__Data__:
%%

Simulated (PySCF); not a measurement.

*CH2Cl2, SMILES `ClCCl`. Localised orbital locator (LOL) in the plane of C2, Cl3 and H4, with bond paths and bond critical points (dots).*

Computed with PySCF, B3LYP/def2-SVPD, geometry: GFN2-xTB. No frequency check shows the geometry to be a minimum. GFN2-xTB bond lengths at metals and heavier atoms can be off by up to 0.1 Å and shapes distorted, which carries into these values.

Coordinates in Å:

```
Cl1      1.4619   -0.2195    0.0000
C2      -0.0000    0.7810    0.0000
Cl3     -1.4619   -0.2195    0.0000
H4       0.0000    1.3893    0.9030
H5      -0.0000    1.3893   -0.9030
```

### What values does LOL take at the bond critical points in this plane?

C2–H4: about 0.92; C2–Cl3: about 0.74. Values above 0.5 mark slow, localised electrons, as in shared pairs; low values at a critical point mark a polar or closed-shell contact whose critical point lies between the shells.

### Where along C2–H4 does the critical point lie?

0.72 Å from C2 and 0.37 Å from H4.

%%

__Brief__: From the first line to the last, retype the material exactly.

__Exercise solution__:
Simulated (PySCF); not a measurement.

*CH2Cl2, SMILES `ClCCl`. Localised orbital locator (LOL) in the plane of C2, Cl3 and H4, with bond paths and bond critical points (dots).*

Computed with PySCF, B3LYP/def2-SVPD, geometry: GFN2-xTB. No frequency check shows the geometry to be a minimum. GFN2-xTB bond lengths at metals and heavier atoms can be off by up to 0.1 Å and shapes distorted, which carries into these values.

Coordinates in Å:

```
Cl1      1.4619   -0.2195    0.0000
C2      -0.0000    0.7810    0.0000
Cl3     -1.4619   -0.2195    0.0000
H4       0.0000    1.3893    0.9030
H5      -0.0000    1.3893   -0.9030
```

### What values does LOL take at the bond critical points in this plane?

C2–H4: about 0.92; C2–Cl3: about 0.74. Values above 0.5 mark slow, localised electrons, as in shared pairs; low values at a critical point mark a polar or closed-shell contact whose critical point lies between the shells.

### Where along C2–H4 does the critical point lie?

0.72 Å from C2 and 0.37 Å from H4.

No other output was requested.